▼▼▼
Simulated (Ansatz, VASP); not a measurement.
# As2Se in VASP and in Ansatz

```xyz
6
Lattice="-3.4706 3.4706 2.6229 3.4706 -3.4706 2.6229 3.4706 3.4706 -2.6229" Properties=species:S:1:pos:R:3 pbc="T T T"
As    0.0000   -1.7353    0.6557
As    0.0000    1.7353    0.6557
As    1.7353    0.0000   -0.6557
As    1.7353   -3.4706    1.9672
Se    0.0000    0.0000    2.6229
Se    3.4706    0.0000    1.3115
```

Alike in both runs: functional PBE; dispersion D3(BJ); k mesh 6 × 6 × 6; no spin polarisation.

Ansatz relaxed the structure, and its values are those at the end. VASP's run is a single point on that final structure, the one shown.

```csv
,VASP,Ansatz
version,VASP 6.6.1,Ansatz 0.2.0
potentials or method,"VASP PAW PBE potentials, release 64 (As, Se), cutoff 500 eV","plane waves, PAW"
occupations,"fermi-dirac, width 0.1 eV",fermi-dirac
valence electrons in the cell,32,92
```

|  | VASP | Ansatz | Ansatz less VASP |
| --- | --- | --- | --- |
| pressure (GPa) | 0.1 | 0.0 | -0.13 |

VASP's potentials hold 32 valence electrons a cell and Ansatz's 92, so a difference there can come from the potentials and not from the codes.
▲▲▲

* _BRIEF_: Your task is to set down again, exactly, every line from the beginning of the listing through the line with "0.0 | -0.13 |".

* _TASK OUTPUT_:
Simulated (Ansatz, VASP); not a measurement.
# As2Se in VASP and in Ansatz

```xyz
6
Lattice="-3.4706 3.4706 2.6229 3.4706 -3.4706 2.6229 3.4706 3.4706 -2.6229" Properties=species:S:1:pos:R:3 pbc="T T T"
As    0.0000   -1.7353    0.6557
As    0.0000    1.7353    0.6557
As    1.7353    0.0000   -0.6557
As    1.7353   -3.4706    1.9672
Se    0.0000    0.0000    2.6229
Se    3.4706    0.0000    1.3115
```

Alike in both runs: functional PBE; dispersion D3(BJ); k mesh 6 × 6 × 6; no spin polarisation.

Ansatz relaxed the structure, and its values are those at the end. VASP's run is a single point on that final structure, the one shown.

```csv
,VASP,Ansatz
version,VASP 6.6.1,Ansatz 0.2.0
potentials or method,"VASP PAW PBE potentials, release 64 (As, Se), cutoff 500 eV","plane waves, PAW"
occupations,"fermi-dirac, width 0.1 eV",fermi-dirac
valence electrons in the cell,32,92
```

|  | VASP | Ansatz | Ansatz less VASP |
| --- | --- | --- | --- |
| pressure (GPa) | 0.1 | 0.0 | -0.13 |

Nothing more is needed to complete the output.